** Recorded information **
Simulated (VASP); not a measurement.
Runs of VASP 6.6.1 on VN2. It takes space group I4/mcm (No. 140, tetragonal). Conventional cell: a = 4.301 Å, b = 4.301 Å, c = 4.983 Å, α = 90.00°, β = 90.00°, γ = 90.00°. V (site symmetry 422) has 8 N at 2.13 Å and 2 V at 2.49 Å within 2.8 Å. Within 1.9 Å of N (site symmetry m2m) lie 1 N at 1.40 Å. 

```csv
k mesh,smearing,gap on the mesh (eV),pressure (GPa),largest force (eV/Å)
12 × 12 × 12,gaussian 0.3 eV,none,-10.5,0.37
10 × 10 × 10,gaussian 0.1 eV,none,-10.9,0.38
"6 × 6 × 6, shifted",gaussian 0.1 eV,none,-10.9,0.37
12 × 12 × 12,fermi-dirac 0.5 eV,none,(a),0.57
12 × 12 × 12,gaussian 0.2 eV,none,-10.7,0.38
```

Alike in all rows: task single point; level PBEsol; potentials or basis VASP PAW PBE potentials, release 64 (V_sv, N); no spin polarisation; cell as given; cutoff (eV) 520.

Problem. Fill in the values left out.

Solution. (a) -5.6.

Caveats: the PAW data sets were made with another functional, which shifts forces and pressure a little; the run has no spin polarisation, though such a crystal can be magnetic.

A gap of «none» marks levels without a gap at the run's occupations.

** Activity **
Set down the lines of the listing word for word, from its first line through the line containing "Solution. (a) -5.6.". Both of those lines belong in the answer, and no others do.

** Task answer **
Simulated (VASP); not a measurement.
Runs of VASP 6.6.1 on VN2. It takes space group I4/mcm (No. 140, tetragonal). Conventional cell: a = 4.301 Å, b = 4.301 Å, c = 4.983 Å, α = 90.00°, β = 90.00°, γ = 90.00°. V (site symmetry 422) has 8 N at 2.13 Å and 2 V at 2.49 Å within 2.8 Å. Within 1.9 Å of N (site symmetry m2m) lie 1 N at 1.40 Å. 

```csv
k mesh,smearing,gap on the mesh (eV),pressure (GPa),largest force (eV/Å)
12 × 12 × 12,gaussian 0.3 eV,none,-10.5,0.37
10 × 10 × 10,gaussian 0.1 eV,none,-10.9,0.38
"6 × 6 × 6, shifted",gaussian 0.1 eV,none,-10.9,0.37
12 × 12 × 12,fermi-dirac 0.5 eV,none,(a),0.57
12 × 12 × 12,gaussian 0.2 eV,none,-10.7,0.38
```

Alike in all rows: task single point; level PBEsol; potentials or basis VASP PAW PBE potentials, release 64 (V_sv, N); no spin polarisation; cell as given; cutoff (eV) 520.

Problem. Fill in the values left out.

Solution. (a) -5.6.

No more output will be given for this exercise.